### Supplied material
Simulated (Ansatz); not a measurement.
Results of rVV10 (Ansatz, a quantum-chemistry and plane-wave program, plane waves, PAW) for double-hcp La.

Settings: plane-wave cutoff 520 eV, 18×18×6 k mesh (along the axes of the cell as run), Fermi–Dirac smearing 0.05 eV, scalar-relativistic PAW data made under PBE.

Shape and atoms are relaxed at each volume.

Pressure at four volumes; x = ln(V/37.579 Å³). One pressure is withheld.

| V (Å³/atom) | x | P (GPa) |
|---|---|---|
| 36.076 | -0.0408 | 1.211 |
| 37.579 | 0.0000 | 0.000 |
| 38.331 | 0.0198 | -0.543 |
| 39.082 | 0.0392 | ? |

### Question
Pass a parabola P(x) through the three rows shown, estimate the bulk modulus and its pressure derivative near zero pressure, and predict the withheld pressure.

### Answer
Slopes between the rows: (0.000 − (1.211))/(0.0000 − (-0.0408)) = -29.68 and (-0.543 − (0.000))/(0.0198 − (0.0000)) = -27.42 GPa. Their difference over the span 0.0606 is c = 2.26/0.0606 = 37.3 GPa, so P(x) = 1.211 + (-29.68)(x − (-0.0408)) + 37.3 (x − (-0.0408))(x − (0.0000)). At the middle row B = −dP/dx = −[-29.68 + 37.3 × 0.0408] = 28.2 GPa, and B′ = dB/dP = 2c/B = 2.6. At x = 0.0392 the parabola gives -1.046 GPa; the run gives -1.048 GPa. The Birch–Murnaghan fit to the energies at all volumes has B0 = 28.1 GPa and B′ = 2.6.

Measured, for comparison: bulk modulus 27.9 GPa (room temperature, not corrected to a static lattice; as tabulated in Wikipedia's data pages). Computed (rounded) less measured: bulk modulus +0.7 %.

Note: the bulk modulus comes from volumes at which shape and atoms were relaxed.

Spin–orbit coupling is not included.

### Action item
From the data above, output exactly the lines between the one containing "-0.0408 | 1.211 |" and the one containing "Slopes between the", counting both of them.

### Exercise response
| 36.076 | -0.0408 | 1.211 |
| 37.579 | 0.0000 | 0.000 |
| 38.331 | 0.0198 | -0.543 |
| 39.082 | 0.0392 | ? |

### Question
Pass a parabola P(x) through the three rows shown, estimate the bulk modulus and its pressure derivative near zero pressure, and predict the withheld pressure.

### Answer
Slopes between the rows: (0.000 − (1.211))/(0.0000 − (-0.0408)) = -29.68 and (-0.543 − (0.000))/(0.0198 − (0.0000)) = -27.42 GPa. Their difference over the span 0.0606 is c = 2.26/0.0606 = 37.3 GPa, so P(x) = 1.211 + (-29.68)(x − (-0.0408)) + 37.3 (x − (-0.0408))(x − (0.0000)). At the middle row B = −dP/dx = −[-29.68 + 37.3 × 0.0408] = 28.2 GPa, and B′ = dB/dP = 2c/B = 2.6. At x = 0.0392 the parabola gives -1.046 GPa; the run gives -1.048 GPa. The Birch–Murnaghan fit to the energies at all volumes has B0 = 28.1 GPa and B′ = 2.6.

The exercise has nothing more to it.